= STUDY MATERIAL =
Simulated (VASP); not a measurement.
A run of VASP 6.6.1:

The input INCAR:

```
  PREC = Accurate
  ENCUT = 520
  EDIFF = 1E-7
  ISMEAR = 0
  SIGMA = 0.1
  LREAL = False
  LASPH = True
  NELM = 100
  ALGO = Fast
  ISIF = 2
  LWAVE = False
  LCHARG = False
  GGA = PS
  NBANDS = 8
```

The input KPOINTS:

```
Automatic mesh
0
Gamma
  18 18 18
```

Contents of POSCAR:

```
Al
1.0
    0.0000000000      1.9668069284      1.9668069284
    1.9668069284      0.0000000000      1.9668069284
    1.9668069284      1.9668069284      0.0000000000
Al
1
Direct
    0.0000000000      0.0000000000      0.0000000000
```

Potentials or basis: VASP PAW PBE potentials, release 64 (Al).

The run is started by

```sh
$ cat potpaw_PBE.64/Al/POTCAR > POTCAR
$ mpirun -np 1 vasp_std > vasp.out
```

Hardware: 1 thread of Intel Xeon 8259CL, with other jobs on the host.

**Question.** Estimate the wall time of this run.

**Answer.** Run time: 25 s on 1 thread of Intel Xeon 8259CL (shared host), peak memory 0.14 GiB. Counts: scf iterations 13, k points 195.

= BRIEF =
Transcribe the lines from the first line of the records through the line that contains "of this run.", both included, and add nothing else.

= YOUR SOLUTION =
Simulated (VASP); not a measurement.
A run of VASP 6.6.1:

The input INCAR:

```
  PREC = Accurate
  ENCUT = 520
  EDIFF = 1E-7
  ISMEAR = 0
  SIGMA = 0.1
  LREAL = False
  LASPH = True
  NELM = 100
  ALGO = Fast
  ISIF = 2
  LWAVE = False
  LCHARG = False
  GGA = PS
  NBANDS = 8
```

The input KPOINTS:

```
Automatic mesh
0
Gamma
  18 18 18
```

Contents of POSCAR:

```
Al
1.0
    0.0000000000      1.9668069284      1.9668069284
    1.9668069284      0.0000000000      1.9668069284
    1.9668069284      1.9668069284      0.0000000000
Al
1
Direct
    0.0000000000      0.0000000000      0.0000000000
```

Potentials or basis: VASP PAW PBE potentials, release 64 (Al).

The run is started by

```sh
$ cat potpaw_PBE.64/Al/POTCAR > POTCAR
$ mpirun -np 1 vasp_std > vasp.out
```

Hardware: 1 thread of Intel Xeon 8259CL, with other jobs on the host.

**Question.** Estimate the wall time of this run.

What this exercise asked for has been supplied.